**Given entries:**
==================================================
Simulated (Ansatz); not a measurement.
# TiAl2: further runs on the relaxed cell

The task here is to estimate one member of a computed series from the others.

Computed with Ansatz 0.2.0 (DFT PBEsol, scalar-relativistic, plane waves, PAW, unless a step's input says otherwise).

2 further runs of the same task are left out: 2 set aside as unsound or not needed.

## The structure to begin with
==================================================

**Requirement:**
Repeat the records above exactly.

**Exercise response:**
Simulated (Ansatz); not a measurement.
# TiAl2: further runs on the relaxed cell

The task here is to estimate one member of a computed series from the others.

Computed with Ansatz 0.2.0 (DFT PBEsol, scalar-relativistic, plane waves, PAW, unless a step's input says otherwise).

2 further runs of the same task are left out: 2 set aside as unsound or not needed.

## The structure to begin with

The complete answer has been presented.